■ **WORK TASK**
Go through the data line by line from the top, retyping each exactly, and end with the line that contains "So far: The".

Start of ENTRIES SUPPLIED
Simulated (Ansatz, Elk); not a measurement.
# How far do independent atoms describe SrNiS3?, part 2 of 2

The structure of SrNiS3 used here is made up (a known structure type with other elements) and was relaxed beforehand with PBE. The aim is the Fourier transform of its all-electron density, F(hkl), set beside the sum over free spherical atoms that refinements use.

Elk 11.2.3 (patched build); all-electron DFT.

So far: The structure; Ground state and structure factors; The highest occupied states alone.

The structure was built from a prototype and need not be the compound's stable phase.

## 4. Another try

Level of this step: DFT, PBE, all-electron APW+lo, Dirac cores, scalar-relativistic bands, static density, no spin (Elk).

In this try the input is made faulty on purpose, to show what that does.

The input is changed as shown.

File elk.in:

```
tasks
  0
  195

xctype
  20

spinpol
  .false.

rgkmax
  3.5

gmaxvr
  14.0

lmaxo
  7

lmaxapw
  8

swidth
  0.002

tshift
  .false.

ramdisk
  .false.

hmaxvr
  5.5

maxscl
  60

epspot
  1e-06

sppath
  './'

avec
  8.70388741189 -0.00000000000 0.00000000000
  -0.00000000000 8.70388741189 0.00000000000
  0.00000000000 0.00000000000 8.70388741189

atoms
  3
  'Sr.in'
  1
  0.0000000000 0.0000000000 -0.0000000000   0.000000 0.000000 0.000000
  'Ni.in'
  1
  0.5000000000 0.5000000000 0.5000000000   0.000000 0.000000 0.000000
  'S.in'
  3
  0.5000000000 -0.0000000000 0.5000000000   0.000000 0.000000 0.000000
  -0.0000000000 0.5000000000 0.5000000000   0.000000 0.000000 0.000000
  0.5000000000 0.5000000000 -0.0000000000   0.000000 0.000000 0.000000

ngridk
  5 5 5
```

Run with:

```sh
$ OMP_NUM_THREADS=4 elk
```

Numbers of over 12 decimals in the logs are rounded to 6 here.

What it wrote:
End of ENTRIES SUPPLIED

■ **REPLY**
Simulated (Ansatz, Elk); not a measurement.
# How far do independent atoms describe SrNiS3?, part 2 of 2

The structure of SrNiS3 used here is made up (a known structure type with other elements) and was relaxed beforehand with PBE. The aim is the Fourier transform of its all-electron density, F(hkl), set beside the sum over free spherical atoms that refinements use.

Elk 11.2.3 (patched build); all-electron DFT.

So far: The structure; Ground state and structure factors; The highest occupied states alone.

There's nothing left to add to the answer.